▶ **ACTIVITY**:
Repeat the records below exactly, beginning at the first line and finishing with the line that contains "The volume is".

▶ **DATASET EXTRACT**:
________________
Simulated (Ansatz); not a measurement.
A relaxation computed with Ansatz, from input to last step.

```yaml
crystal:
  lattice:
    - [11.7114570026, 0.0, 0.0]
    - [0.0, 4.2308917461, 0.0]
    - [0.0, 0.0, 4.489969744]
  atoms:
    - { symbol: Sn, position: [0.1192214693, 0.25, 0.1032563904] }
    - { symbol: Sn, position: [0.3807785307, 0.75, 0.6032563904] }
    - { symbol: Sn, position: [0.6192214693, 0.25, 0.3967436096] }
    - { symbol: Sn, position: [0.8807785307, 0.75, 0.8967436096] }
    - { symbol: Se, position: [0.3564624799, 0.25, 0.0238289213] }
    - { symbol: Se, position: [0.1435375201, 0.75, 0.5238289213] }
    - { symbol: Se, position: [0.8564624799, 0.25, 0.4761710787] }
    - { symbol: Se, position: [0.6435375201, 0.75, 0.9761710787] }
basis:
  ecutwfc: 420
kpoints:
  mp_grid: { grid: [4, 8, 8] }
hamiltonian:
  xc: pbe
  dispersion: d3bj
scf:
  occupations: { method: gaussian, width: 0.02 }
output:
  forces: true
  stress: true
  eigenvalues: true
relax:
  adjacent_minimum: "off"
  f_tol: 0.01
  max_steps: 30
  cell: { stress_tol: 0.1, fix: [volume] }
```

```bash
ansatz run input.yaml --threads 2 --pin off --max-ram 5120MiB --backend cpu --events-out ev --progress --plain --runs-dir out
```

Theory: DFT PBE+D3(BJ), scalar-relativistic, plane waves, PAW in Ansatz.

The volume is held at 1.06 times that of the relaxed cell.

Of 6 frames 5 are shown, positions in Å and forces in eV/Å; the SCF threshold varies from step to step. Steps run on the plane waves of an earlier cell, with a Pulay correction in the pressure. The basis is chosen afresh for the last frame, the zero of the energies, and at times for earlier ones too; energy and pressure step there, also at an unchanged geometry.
________________

▶ **EXERCISE RESPONSE**:
Simulated (Ansatz); not a measurement.
A relaxation computed with Ansatz, from input to last step.

```yaml
crystal:
  lattice:
    - [11.7114570026, 0.0, 0.0]
    - [0.0, 4.2308917461, 0.0]
    - [0.0, 0.0, 4.489969744]
  atoms:
    - { symbol: Sn, position: [0.1192214693, 0.25, 0.1032563904] }
    - { symbol: Sn, position: [0.3807785307, 0.75, 0.6032563904] }
    - { symbol: Sn, position: [0.6192214693, 0.25, 0.3967436096] }
    - { symbol: Sn, position: [0.8807785307, 0.75, 0.8967436096] }
    - { symbol: Se, position: [0.3564624799, 0.25, 0.0238289213] }
    - { symbol: Se, position: [0.1435375201, 0.75, 0.5238289213] }
    - { symbol: Se, position: [0.8564624799, 0.25, 0.4761710787] }
    - { symbol: Se, position: [0.6435375201, 0.75, 0.9761710787] }
basis:
  ecutwfc: 420
kpoints:
  mp_grid: { grid: [4, 8, 8] }
hamiltonian:
  xc: pbe
  dispersion: d3bj
scf:
  occupations: { method: gaussian, width: 0.02 }
output:
  forces: true
  stress: true
  eigenvalues: true
relax:
  adjacent_minimum: "off"
  f_tol: 0.01
  max_steps: 30
  cell: { stress_tol: 0.1, fix: [volume] }
```

```bash
ansatz run input.yaml --threads 2 --pin off --max-ram 5120MiB --backend cpu --events-out ev --progress --plain --runs-dir out
```

Theory: DFT PBE+D3(BJ), scalar-relativistic, plane waves, PAW in Ansatz.

The volume is held at 1.06 times that of the relaxed cell.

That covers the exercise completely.